**Work item**
Only the lines from the top of the material through the line containing "Problem. Give the" should be restated, each one exactly.

**Dataset records**
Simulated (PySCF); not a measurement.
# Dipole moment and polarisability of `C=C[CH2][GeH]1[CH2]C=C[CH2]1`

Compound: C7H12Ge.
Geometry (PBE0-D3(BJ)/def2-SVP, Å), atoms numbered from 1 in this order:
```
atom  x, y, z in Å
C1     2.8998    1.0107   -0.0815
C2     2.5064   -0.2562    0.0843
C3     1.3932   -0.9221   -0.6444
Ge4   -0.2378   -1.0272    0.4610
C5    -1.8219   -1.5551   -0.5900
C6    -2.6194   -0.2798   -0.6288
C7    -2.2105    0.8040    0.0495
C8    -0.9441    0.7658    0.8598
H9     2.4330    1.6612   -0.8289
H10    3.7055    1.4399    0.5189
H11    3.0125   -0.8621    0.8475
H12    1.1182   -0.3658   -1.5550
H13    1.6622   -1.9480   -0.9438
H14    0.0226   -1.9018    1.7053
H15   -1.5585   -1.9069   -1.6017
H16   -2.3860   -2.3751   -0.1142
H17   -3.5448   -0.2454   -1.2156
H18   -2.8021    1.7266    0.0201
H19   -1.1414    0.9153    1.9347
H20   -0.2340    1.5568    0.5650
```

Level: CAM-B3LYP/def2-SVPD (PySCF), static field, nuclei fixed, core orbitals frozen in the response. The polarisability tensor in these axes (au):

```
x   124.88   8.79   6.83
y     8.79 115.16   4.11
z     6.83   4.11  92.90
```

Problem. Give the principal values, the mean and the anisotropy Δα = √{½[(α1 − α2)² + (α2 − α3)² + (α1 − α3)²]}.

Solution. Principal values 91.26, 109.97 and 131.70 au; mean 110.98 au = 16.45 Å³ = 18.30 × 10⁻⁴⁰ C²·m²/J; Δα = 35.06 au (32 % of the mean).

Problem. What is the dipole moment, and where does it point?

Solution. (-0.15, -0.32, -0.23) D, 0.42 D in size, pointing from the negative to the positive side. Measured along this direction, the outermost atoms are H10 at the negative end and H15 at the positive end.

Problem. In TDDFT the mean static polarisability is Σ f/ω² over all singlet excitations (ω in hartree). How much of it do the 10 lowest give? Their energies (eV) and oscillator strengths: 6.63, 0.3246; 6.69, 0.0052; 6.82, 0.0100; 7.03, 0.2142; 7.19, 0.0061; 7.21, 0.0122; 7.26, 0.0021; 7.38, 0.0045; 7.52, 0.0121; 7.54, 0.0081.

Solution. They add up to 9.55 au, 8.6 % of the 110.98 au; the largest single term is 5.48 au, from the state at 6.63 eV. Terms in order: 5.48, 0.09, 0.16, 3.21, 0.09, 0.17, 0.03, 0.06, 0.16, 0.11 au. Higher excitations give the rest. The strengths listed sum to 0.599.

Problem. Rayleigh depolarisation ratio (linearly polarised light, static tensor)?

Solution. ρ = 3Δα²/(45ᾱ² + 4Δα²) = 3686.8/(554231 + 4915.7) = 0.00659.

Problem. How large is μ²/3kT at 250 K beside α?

**Problem solution**
Simulated (PySCF); not a measurement.
# Dipole moment and polarisability of `C=C[CH2][GeH]1[CH2]C=C[CH2]1`

Compound: C7H12Ge.
Geometry (PBE0-D3(BJ)/def2-SVP, Å), atoms numbered from 1 in this order:
```
atom  x, y, z in Å
C1     2.8998    1.0107   -0.0815
C2     2.5064   -0.2562    0.0843
C3     1.3932   -0.9221   -0.6444
Ge4   -0.2378   -1.0272    0.4610
C5    -1.8219   -1.5551   -0.5900
C6    -2.6194   -0.2798   -0.6288
C7    -2.2105    0.8040    0.0495
C8    -0.9441    0.7658    0.8598
H9     2.4330    1.6612   -0.8289
H10    3.7055    1.4399    0.5189
H11    3.0125   -0.8621    0.8475
H12    1.1182   -0.3658   -1.5550
H13    1.6622   -1.9480   -0.9438
H14    0.0226   -1.9018    1.7053
H15   -1.5585   -1.9069   -1.6017
H16   -2.3860   -2.3751   -0.1142
H17   -3.5448   -0.2454   -1.2156
H18   -2.8021    1.7266    0.0201
H19   -1.1414    0.9153    1.9347
H20   -0.2340    1.5568    0.5650
```

Level: CAM-B3LYP/def2-SVPD (PySCF), static field, nuclei fixed, core orbitals frozen in the response. The polarisability tensor in these axes (au):

```
x   124.88   8.79   6.83
y     8.79 115.16   4.11
z     6.83   4.11  92.90
```

Problem. Give the principal values, the mean and the anisotropy Δα = √{½[(α1 − α2)² + (α2 − α3)² + (α1 − α3)²]}.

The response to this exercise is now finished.